::::::::::

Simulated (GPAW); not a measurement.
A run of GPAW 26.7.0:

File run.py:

::::::::::

Task item = None of the records may be omitted or altered when they are given again.

Response area =
Simulated (GPAW); not a measurement.
A run of GPAW 26.7.0:

File run.py:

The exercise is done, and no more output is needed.